○ ○ ○

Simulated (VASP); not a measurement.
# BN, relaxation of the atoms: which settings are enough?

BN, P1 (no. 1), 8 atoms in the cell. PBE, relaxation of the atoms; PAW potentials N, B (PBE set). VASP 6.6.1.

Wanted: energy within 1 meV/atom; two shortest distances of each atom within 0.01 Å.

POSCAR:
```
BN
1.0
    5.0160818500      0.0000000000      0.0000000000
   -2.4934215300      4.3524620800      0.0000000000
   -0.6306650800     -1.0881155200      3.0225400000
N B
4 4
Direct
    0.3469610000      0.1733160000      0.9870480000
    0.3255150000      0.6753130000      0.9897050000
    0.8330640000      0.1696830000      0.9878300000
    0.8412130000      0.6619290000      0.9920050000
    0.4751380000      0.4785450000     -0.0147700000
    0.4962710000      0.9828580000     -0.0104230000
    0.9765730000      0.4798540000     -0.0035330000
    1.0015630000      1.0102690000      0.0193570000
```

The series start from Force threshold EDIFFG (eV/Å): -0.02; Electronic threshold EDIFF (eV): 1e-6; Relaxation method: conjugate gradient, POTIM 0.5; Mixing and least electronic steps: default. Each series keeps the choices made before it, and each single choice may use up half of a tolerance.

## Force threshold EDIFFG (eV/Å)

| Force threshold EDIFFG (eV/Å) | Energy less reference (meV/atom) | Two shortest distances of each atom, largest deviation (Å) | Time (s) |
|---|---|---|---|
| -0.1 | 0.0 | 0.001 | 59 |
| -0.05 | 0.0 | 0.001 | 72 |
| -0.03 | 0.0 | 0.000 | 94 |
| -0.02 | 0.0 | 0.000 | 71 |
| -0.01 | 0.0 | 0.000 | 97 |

○ ○ ○

ASSIGNED TASK:
The answer should be an exact copy of the data.

RESULT:
Simulated (VASP); not a measurement.
# BN, relaxation of the atoms: which settings are enough?

BN, P1 (no. 1), 8 atoms in the cell. PBE, relaxation of the atoms; PAW potentials N, B (PBE set). VASP 6.6.1.

Wanted: energy within 1 meV/atom; two shortest distances of each atom within 0.01 Å.

POSCAR:
```
BN
1.0
    5.0160818500      0.0000000000      0.0000000000
   -2.4934215300      4.3524620800      0.0000000000
   -0.6306650800     -1.0881155200      3.0225400000
N B
4 4
Direct
    0.3469610000      0.1733160000      0.9870480000
    0.3255150000      0.6753130000      0.9897050000
    0.8330640000      0.1696830000      0.9878300000
    0.8412130000      0.6619290000      0.9920050000
    0.4751380000      0.4785450000     -0.0147700000
    0.4962710000      0.9828580000     -0.0104230000
    0.9765730000      0.4798540000     -0.0035330000
    1.0015630000      1.0102690000      0.0193570000
```

The series start from Force threshold EDIFFG (eV/Å): -0.02; Electronic threshold EDIFF (eV): 1e-6; Relaxation method: conjugate gradient, POTIM 0.5; Mixing and least electronic steps: default. Each series keeps the choices made before it, and each single choice may use up half of a tolerance.

## Force threshold EDIFFG (eV/Å)

| Force threshold EDIFFG (eV/Å) | Energy less reference (meV/atom) | Two shortest distances of each atom, largest deviation (Å) | Time (s) |
|---|---|---|---|
| -0.1 | 0.0 | 0.001 | 59 |
| -0.05 | 0.0 | 0.001 | 72 |
| -0.03 | 0.0 | 0.000 | 94 |
| -0.02 | 0.0 | 0.000 | 71 |
| -0.01 | 0.0 | 0.000 | 97 |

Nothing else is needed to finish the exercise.